▶ [Given records]
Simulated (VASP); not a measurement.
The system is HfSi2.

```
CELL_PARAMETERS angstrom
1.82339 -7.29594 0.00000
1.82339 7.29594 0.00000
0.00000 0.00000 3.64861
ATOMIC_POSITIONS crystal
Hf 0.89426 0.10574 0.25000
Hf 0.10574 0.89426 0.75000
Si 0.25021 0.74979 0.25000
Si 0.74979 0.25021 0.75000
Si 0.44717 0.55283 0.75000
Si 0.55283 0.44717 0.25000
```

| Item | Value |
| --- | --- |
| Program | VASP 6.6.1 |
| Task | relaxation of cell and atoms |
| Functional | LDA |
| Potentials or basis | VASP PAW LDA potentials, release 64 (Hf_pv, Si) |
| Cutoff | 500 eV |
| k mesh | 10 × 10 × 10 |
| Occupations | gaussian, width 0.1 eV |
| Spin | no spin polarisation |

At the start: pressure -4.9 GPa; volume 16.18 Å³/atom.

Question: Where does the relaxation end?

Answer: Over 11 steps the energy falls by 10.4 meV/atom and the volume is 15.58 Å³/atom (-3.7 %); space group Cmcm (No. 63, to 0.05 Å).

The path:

▶ [Work request] Transcribe the records above from the line holding "10 × 10 × 10 |" down to the line holding "Answer: Over 11", inclusive, without adding anything.

▶ [Written answer]
| k mesh | 10 × 10 × 10 |
| Occupations | gaussian, width 0.1 eV |
| Spin | no spin polarisation |

At the start: pressure -4.9 GPa; volume 16.18 Å³/atom.

Question: Where does the relaxation end?

Answer: Over 11 steps the energy falls by 10.4 meV/atom and the volume is 15.58 Å³/atom (-3.7 %); space group Cmcm (No. 63, to 0.05 Å).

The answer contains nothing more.